The required output is every line from the beginning of the entries below through the line that includes "(3.31 Å³) |", copied exactly.

BEGIN

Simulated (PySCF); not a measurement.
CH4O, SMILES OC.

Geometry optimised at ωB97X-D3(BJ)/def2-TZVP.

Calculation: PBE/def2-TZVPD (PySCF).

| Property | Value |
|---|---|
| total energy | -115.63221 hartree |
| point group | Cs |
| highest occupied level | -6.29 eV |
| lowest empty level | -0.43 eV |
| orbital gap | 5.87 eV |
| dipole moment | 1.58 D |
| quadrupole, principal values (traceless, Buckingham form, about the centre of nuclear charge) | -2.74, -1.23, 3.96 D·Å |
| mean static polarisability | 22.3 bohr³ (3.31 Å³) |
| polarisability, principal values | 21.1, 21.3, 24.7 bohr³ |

END

- _ANSWER SECTION_:
Simulated (PySCF); not a measurement.
CH4O, SMILES OC.

Geometry optimised at ωB97X-D3(BJ)/def2-TZVP.

Calculation: PBE/def2-TZVPD (PySCF).

| Property | Value |
|---|---|
| total energy | -115.63221 hartree |
| point group | Cs |
| highest occupied level | -6.29 eV |
| lowest empty level | -0.43 eV |
| orbital gap | 5.87 eV |
| dipole moment | 1.58 D |
| quadrupole, principal values (traceless, Buckingham form, about the centre of nuclear charge) | -2.74, -1.23, 3.96 D·Å |
| mean static polarisability | 22.3 bohr³ (3.31 Å³) |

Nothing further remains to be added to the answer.